Given entries Block Start

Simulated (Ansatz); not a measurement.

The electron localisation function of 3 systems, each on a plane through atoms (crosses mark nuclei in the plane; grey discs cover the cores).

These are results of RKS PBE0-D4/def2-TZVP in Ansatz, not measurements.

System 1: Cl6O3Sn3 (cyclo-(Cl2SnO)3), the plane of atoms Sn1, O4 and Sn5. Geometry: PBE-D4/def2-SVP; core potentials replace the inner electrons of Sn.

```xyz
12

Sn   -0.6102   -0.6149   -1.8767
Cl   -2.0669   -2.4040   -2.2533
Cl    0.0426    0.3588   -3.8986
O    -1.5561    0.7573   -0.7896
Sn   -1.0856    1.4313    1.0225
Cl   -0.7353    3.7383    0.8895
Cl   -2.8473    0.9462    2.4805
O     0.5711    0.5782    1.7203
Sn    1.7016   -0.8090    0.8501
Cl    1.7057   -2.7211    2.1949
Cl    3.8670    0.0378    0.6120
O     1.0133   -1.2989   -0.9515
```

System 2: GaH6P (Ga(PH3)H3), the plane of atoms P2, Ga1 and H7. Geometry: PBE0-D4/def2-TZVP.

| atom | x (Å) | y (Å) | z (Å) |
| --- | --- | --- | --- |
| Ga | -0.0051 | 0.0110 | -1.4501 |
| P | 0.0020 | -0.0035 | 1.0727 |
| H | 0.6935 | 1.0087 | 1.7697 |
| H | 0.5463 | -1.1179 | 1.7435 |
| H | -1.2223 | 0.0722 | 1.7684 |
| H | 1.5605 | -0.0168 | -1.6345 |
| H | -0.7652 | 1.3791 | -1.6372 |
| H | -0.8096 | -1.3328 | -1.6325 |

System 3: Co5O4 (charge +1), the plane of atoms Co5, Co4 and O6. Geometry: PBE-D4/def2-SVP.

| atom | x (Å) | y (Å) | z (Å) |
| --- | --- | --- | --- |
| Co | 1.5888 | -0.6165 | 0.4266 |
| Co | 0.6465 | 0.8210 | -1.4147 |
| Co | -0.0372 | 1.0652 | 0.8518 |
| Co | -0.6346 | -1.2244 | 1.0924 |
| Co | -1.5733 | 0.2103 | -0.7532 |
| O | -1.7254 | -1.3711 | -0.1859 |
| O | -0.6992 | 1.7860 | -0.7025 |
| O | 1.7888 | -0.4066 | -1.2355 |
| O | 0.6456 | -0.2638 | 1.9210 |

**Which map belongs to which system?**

Given entries Block End

Exercise:
Your output is to be the lines of the listing, exact and complete, starting at the first and ending with the line that contains "These are results".

Reply:
Simulated (Ansatz); not a measurement.

The electron localisation function of 3 systems, each on a plane through atoms (crosses mark nuclei in the plane; grey discs cover the cores).

These are results of RKS PBE0-D4/def2-TZVP in Ansatz, not measurements.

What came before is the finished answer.